Data »
********************
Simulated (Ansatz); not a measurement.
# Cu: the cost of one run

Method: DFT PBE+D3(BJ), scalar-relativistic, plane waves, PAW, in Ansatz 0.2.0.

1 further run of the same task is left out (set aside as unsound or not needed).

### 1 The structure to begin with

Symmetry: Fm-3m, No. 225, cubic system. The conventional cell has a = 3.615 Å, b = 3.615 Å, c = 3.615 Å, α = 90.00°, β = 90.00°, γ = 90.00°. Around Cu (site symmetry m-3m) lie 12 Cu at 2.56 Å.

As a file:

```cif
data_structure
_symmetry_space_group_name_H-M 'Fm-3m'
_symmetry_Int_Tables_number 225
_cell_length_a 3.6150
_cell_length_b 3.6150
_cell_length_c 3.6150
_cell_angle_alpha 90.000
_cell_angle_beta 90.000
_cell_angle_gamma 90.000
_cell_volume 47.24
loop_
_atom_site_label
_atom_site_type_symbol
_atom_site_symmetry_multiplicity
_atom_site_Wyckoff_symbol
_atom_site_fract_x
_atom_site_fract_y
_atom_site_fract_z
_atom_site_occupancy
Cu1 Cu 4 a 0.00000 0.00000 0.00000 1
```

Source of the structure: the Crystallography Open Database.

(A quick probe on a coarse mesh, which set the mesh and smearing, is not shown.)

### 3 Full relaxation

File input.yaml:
********************

Work instruction » Could you output, exactly and with nothing else, the lines from the start of the records through the line containing "### 3 Full relaxation"?

Exercise solution »
Simulated (Ansatz); not a measurement.
# Cu: the cost of one run

Method: DFT PBE+D3(BJ), scalar-relativistic, plane waves, PAW, in Ansatz 0.2.0.

1 further run of the same task is left out (set aside as unsound or not needed).

### 1 The structure to begin with

Symmetry: Fm-3m, No. 225, cubic system. The conventional cell has a = 3.615 Å, b = 3.615 Å, c = 3.615 Å, α = 90.00°, β = 90.00°, γ = 90.00°. Around Cu (site symmetry m-3m) lie 12 Cu at 2.56 Å.

As a file:

```cif
data_structure
_symmetry_space_group_name_H-M 'Fm-3m'
_symmetry_Int_Tables_number 225
_cell_length_a 3.6150
_cell_length_b 3.6150
_cell_length_c 3.6150
_cell_angle_alpha 90.000
_cell_angle_beta 90.000
_cell_angle_gamma 90.000
_cell_volume 47.24
loop_
_atom_site_label
_atom_site_type_symbol
_atom_site_symmetry_multiplicity
_atom_site_Wyckoff_symbol
_atom_site_fract_x
_atom_site_fract_y
_atom_site_fract_z
_atom_site_occupancy
Cu1 Cu 4 a 0.00000 0.00000 0.00000 1
```

Source of the structure: the Crystallography Open Database.

(A quick probe on a coarse mesh, which set the mesh and smearing, is not shown.)

### 3 Full relaxation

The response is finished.